BEGIN

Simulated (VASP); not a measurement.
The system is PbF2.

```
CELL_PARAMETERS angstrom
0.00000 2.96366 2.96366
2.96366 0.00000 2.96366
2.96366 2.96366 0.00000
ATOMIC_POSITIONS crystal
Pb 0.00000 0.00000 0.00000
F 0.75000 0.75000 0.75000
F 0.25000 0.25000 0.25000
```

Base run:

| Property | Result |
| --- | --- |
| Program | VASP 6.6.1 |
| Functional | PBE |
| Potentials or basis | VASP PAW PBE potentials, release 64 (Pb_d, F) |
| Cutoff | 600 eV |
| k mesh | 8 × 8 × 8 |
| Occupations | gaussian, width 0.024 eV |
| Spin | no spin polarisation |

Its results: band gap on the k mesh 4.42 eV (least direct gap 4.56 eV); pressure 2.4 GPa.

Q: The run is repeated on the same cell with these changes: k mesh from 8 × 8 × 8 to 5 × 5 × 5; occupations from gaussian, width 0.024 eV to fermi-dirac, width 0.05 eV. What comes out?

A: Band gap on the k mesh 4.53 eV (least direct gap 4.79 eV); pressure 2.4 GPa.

END

Line by line, retype all the entries exactly as they are shown.

§ Answer box:
Simulated (VASP); not a measurement.
The system is PbF2.

```
CELL_PARAMETERS angstrom
0.00000 2.96366 2.96366
2.96366 0.00000 2.96366
2.96366 2.96366 0.00000
ATOMIC_POSITIONS crystal
Pb 0.00000 0.00000 0.00000
F 0.75000 0.75000 0.75000
F 0.25000 0.25000 0.25000
```

Base run:

| Property | Result |
| --- | --- |
| Program | VASP 6.6.1 |
| Functional | PBE |
| Potentials or basis | VASP PAW PBE potentials, release 64 (Pb_d, F) |
| Cutoff | 600 eV |
| k mesh | 8 × 8 × 8 |
| Occupations | gaussian, width 0.024 eV |
| Spin | no spin polarisation |

Its results: band gap on the k mesh 4.42 eV (least direct gap 4.56 eV); pressure 2.4 GPa.

Q: The run is repeated on the same cell with these changes: k mesh from 8 × 8 × 8 to 5 × 5 × 5; occupations from gaussian, width 0.024 eV to fermi-dirac, width 0.05 eV. What comes out?

A: Band gap on the k mesh 4.53 eV (least direct gap 4.79 eV); pressure 2.4 GPa.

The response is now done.